● Dataset excerpts:
==*==
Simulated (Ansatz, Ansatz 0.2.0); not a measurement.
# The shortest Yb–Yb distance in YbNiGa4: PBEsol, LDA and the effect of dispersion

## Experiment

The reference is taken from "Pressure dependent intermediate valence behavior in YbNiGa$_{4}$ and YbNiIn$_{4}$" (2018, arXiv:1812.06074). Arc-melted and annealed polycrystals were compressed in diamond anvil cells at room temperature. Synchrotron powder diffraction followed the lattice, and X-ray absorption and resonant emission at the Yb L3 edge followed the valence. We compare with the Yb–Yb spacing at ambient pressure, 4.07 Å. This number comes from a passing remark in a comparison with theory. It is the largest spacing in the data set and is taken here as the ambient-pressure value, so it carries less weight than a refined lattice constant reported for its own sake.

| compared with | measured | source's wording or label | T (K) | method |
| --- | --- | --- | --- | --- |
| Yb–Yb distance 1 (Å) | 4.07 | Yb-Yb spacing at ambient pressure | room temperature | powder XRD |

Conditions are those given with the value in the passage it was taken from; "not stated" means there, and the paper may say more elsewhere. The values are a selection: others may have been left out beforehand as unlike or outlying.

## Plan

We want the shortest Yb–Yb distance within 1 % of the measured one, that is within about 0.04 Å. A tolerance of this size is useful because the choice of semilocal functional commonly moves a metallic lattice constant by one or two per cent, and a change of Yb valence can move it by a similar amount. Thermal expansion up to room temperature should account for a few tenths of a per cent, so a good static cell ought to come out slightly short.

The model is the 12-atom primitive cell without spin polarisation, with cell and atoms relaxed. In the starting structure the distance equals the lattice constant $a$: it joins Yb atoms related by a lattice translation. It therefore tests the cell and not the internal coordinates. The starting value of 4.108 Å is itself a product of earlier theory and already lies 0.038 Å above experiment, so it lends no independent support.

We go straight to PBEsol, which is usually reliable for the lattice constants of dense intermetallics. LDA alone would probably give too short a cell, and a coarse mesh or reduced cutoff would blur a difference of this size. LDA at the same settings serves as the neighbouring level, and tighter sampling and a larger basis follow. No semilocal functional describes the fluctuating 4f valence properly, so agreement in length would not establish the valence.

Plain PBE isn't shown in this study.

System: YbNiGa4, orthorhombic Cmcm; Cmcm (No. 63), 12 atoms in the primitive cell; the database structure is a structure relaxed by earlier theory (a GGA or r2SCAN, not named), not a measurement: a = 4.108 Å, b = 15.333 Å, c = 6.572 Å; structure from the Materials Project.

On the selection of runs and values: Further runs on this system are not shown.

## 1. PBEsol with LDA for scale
==*==

● Brief: The expected output is exactly the lines of the listing above between the line holding "We go straight" and the line holding "On the selection", inclusive.

● Problem solution:
We go straight to PBEsol, which is usually reliable for the lattice constants of dense intermetallics. LDA alone would probably give too short a cell, and a coarse mesh or reduced cutoff would blur a difference of this size. LDA at the same settings serves as the neighbouring level, and tighter sampling and a larger basis follow. No semilocal functional describes the fluctuating 4f valence properly, so agreement in length would not establish the valence.

Plain PBE isn't shown in this study.

System: YbNiGa4, orthorhombic Cmcm; Cmcm (No. 63), 12 atoms in the primitive cell; the database structure is a structure relaxed by earlier theory (a GGA or r2SCAN, not named), not a measurement: a = 4.108 Å, b = 15.333 Å, c = 6.572 Å; structure from the Materials Project.

On the selection of runs and values: Further runs on this system are not shown.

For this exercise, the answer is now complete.